> BRIEF
Treat the line containing "Runs on Ir." as the last one, and return every line exactly from the first line of the material below up to it.

########
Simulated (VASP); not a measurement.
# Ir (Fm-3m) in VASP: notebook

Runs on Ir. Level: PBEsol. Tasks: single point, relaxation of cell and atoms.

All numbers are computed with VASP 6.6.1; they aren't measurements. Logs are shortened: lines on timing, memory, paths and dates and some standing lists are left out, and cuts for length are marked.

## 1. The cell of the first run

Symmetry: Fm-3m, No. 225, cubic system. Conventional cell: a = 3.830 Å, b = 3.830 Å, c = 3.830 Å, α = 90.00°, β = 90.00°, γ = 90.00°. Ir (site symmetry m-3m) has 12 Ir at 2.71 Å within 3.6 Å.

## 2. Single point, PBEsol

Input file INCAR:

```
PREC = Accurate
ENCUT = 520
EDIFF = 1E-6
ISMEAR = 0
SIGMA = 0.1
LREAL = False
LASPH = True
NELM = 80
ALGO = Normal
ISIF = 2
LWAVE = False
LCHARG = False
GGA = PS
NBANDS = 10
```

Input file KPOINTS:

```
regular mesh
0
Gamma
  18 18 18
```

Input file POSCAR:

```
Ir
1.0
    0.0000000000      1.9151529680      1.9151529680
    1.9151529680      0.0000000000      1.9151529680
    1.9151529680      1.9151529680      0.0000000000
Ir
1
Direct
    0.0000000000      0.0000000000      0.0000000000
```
########

> EXERCISE SOLUTION
Simulated (VASP); not a measurement.
# Ir (Fm-3m) in VASP: notebook

Runs on Ir. Level: PBEsol. Tasks: single point, relaxation of cell and atoms.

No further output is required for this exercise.